--- START ---

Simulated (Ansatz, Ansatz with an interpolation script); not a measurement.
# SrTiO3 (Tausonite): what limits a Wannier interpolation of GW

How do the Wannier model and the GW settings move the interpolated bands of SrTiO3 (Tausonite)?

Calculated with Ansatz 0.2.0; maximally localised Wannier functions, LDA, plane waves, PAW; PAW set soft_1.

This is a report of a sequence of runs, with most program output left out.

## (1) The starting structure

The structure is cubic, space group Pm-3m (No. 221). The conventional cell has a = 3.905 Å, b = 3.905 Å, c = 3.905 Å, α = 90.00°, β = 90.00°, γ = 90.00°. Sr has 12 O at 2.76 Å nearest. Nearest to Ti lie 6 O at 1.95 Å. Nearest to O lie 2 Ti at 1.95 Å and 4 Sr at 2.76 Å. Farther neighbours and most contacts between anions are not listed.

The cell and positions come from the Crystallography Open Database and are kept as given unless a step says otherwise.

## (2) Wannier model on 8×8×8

--- END ---

▶ [REQUIREMENT]: The entries above must be transcribed word for word.

▶ [REPLY]:
Simulated (Ansatz, Ansatz with an interpolation script); not a measurement.
# SrTiO3 (Tausonite): what limits a Wannier interpolation of GW

How do the Wannier model and the GW settings move the interpolated bands of SrTiO3 (Tausonite)?

Calculated with Ansatz 0.2.0; maximally localised Wannier functions, LDA, plane waves, PAW; PAW set soft_1.

This is a report of a sequence of runs, with most program output left out.

## (1) The starting structure

The structure is cubic, space group Pm-3m (No. 221). The conventional cell has a = 3.905 Å, b = 3.905 Å, c = 3.905 Å, α = 90.00°, β = 90.00°, γ = 90.00°. Sr has 12 O at 2.76 Å nearest. Nearest to Ti lie 6 O at 1.95 Å. Nearest to O lie 2 Ti at 1.95 Å and 4 Sr at 2.76 Å. Farther neighbours and most contacts between anions are not listed.

The cell and positions come from the Crystallography Open Database and are kept as given unless a step says otherwise.

## (2) Wannier model on 8×8×8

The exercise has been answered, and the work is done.